-*-*-

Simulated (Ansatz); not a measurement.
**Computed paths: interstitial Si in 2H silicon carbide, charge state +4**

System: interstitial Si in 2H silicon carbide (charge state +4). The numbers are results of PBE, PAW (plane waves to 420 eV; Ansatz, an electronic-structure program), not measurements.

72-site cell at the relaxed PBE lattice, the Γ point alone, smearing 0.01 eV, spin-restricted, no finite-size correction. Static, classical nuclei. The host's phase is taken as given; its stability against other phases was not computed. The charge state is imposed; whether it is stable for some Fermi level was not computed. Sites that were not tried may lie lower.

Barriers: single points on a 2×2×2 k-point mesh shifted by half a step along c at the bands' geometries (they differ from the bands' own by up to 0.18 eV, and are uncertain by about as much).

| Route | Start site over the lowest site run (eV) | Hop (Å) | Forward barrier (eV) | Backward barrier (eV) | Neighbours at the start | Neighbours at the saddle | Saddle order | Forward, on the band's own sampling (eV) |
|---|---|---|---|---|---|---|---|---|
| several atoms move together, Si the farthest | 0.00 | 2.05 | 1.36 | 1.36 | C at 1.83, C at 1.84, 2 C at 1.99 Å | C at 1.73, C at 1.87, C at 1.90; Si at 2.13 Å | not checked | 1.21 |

-*-*-

▶ **WORK ORDER**
Output the entire listing precisely as it stands.

▶ **EXERCISE RESPONSE**
Simulated (Ansatz); not a measurement.
**Computed paths: interstitial Si in 2H silicon carbide, charge state +4**

System: interstitial Si in 2H silicon carbide (charge state +4). The numbers are results of PBE, PAW (plane waves to 420 eV; Ansatz, an electronic-structure program), not measurements.

72-site cell at the relaxed PBE lattice, the Γ point alone, smearing 0.01 eV, spin-restricted, no finite-size correction. Static, classical nuclei. The host's phase is taken as given; its stability against other phases was not computed. The charge state is imposed; whether it is stable for some Fermi level was not computed. Sites that were not tried may lie lower.

Barriers: single points on a 2×2×2 k-point mesh shifted by half a step along c at the bands' geometries (they differ from the bands' own by up to 0.18 eV, and are uncertain by about as much).

| Route | Start site over the lowest site run (eV) | Hop (Å) | Forward barrier (eV) | Backward barrier (eV) | Neighbours at the start | Neighbours at the saddle | Saddle order | Forward, on the band's own sampling (eV) |
|---|---|---|---|---|---|---|---|---|
| several atoms move together, Si the farthest | 0.00 | 2.05 | 1.36 | 1.36 | C at 1.83, C at 1.84, 2 C at 1.99 Å | C at 1.73, C at 1.87, C at 1.90; Si at 2.13 Å | not checked | 1.21 |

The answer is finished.